- **INFORMATION GIVEN**
━━━━━━

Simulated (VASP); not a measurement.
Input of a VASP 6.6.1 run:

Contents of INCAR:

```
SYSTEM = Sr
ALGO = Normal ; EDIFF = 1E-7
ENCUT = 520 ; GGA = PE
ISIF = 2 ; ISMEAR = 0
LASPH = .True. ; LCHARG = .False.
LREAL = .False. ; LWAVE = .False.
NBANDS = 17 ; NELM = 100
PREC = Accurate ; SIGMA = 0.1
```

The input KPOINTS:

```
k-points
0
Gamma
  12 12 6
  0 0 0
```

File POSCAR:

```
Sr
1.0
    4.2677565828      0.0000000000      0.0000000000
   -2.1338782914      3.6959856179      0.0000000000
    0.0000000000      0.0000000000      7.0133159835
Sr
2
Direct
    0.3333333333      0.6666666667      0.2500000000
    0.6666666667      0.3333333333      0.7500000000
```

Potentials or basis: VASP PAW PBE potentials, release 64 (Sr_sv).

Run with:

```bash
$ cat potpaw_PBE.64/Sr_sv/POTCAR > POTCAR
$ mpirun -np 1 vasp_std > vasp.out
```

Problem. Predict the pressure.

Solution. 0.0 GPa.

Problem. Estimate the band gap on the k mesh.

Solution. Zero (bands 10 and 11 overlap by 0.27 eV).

━━━━━━

- **EXERCISE**
From the records above, quote only the lines running from the line with "Potentials or basis: VASP" to the line with "Problem. Estimate the band gap on the k mesh.", both lines included.

- **WRITTEN RESPONSE**
Potentials or basis: VASP PAW PBE potentials, release 64 (Sr_sv).

Run with:

```bash
$ cat potpaw_PBE.64/Sr_sv/POTCAR > POTCAR
$ mpirun -np 1 vasp_std > vasp.out
```

Problem. Predict the pressure.

Solution. 0.0 GPa.

Problem. Estimate the band gap on the k mesh.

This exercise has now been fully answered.